_WORK REQUEST_
Retype each line of the listing below, from the first through the one holding "# Computed records: SiC", with no other lines.

________

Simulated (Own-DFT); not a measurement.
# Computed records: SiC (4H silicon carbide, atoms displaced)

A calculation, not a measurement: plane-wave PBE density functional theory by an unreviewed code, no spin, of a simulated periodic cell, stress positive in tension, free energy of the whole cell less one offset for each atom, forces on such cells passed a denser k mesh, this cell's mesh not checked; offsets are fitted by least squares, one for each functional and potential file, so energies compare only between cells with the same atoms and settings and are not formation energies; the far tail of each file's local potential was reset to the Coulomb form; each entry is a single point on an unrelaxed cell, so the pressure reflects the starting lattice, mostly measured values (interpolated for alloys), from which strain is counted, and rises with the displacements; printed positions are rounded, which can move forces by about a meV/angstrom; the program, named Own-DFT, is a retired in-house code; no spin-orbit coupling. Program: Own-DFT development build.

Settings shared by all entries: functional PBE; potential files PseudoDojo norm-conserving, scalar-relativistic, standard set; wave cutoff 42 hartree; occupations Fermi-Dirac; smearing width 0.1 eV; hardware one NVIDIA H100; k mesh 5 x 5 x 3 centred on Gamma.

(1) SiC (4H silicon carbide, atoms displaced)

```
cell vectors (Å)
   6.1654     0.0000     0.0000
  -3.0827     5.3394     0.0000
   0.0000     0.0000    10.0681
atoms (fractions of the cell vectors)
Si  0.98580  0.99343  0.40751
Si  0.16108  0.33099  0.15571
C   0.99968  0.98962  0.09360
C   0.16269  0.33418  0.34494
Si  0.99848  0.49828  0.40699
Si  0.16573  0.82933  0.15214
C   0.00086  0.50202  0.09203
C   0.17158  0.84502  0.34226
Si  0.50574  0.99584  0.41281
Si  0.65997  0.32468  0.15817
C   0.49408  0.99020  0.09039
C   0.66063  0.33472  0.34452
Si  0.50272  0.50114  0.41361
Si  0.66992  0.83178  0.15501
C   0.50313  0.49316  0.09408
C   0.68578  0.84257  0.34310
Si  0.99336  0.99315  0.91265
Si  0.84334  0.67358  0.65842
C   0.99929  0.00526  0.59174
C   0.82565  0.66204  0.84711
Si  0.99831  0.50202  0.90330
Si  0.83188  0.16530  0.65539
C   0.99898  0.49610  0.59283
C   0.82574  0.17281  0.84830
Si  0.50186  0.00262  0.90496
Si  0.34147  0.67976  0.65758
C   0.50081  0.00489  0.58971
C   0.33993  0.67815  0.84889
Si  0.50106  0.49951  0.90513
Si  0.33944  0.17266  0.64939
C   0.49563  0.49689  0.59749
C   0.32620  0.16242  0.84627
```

________

_RESPONSE BOX_
Simulated (Own-DFT); not a measurement.
# Computed records: SiC (4H silicon carbide, atoms displaced)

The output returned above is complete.